### ASSIGNMENT
Exactly as written, transcribe the data that follows.

### LISTED RECORDS
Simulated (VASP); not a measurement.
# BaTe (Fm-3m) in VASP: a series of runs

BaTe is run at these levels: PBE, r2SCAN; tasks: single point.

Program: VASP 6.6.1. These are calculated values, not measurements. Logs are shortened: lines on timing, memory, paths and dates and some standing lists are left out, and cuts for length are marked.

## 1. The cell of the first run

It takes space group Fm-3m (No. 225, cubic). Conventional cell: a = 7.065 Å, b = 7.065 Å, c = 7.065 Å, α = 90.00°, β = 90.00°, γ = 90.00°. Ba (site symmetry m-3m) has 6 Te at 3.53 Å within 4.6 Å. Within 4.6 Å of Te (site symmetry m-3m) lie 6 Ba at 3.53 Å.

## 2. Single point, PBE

### TASK OUTPUT
Simulated (VASP); not a measurement.
# BaTe (Fm-3m) in VASP: a series of runs

BaTe is run at these levels: PBE, r2SCAN; tasks: single point.

Program: VASP 6.6.1. These are calculated values, not measurements. Logs are shortened: lines on timing, memory, paths and dates and some standing lists are left out, and cuts for length are marked.

## 1. The cell of the first run

It takes space group Fm-3m (No. 225, cubic). Conventional cell: a = 7.065 Å, b = 7.065 Å, c = 7.065 Å, α = 90.00°, β = 90.00°, γ = 90.00°. Ba (site symmetry m-3m) has 6 Te at 3.53 Å within 4.6 Å. Within 4.6 Å of Te (site symmetry m-3m) lie 6 Ba at 3.53 Å.

## 2. Single point, PBE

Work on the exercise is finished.